*Work instruction*: Repeat the lines of the data exactly, from the first one through the one that contains "Ansatz 0.2.0 |".

*Data for analysis*:
┏━━

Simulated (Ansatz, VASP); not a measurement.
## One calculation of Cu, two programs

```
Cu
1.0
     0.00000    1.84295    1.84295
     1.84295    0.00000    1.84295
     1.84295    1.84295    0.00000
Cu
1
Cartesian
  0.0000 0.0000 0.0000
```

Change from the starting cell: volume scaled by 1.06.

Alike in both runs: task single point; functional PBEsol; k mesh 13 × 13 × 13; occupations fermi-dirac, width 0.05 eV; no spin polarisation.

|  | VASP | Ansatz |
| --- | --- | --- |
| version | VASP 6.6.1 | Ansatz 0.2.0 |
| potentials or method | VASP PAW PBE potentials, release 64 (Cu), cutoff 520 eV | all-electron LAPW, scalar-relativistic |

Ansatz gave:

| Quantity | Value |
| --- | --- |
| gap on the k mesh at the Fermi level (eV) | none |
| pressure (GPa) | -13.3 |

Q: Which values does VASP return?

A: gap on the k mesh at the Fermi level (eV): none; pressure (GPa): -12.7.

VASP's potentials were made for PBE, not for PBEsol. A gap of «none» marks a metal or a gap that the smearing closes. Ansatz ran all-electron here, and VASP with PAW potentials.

┗━━

*Written answer*:
Simulated (Ansatz, VASP); not a measurement.
## One calculation of Cu, two programs

```
Cu
1.0
     0.00000    1.84295    1.84295
     1.84295    0.00000    1.84295
     1.84295    1.84295    0.00000
Cu
1
Cartesian
  0.0000 0.0000 0.0000
```

Change from the starting cell: volume scaled by 1.06.

Alike in both runs: task single point; functional PBEsol; k mesh 13 × 13 × 13; occupations fermi-dirac, width 0.05 eV; no spin polarisation.

|  | VASP | Ansatz |
| --- | --- | --- |
| version | VASP 6.6.1 | Ansatz 0.2.0 |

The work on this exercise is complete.